^^^^^^^^^^^^^^^^

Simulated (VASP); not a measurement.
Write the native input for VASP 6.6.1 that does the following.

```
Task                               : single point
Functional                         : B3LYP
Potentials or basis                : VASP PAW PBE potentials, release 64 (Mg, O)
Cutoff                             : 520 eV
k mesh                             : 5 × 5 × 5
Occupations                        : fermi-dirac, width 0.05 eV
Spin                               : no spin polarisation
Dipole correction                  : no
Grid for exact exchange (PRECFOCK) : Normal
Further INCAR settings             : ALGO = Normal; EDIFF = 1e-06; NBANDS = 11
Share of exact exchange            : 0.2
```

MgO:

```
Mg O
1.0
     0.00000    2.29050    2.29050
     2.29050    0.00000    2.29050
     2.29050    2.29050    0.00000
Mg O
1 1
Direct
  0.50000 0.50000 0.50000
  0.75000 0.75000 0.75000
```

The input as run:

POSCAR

^^^^^^^^^^^^^^^^

Assigned task:
Go through the entries above and restate each one exactly.

Expected answer:
Simulated (VASP); not a measurement.
Write the native input for VASP 6.6.1 that does the following.

```
Task                               : single point
Functional                         : B3LYP
Potentials or basis                : VASP PAW PBE potentials, release 64 (Mg, O)
Cutoff                             : 520 eV
k mesh                             : 5 × 5 × 5
Occupations                        : fermi-dirac, width 0.05 eV
Spin                               : no spin polarisation
Dipole correction                  : no
Grid for exact exchange (PRECFOCK) : Normal
Further INCAR settings             : ALGO = Normal; EDIFF = 1e-06; NBANDS = 11
Share of exact exchange            : 0.2
```

MgO:

```
Mg O
1.0
     0.00000    2.29050    2.29050
     2.29050    0.00000    2.29050
     2.29050    2.29050    0.00000
Mg O
1 1
Direct
  0.50000 0.50000 0.50000
  0.75000 0.75000 0.75000
```

The input as run:

POSCAR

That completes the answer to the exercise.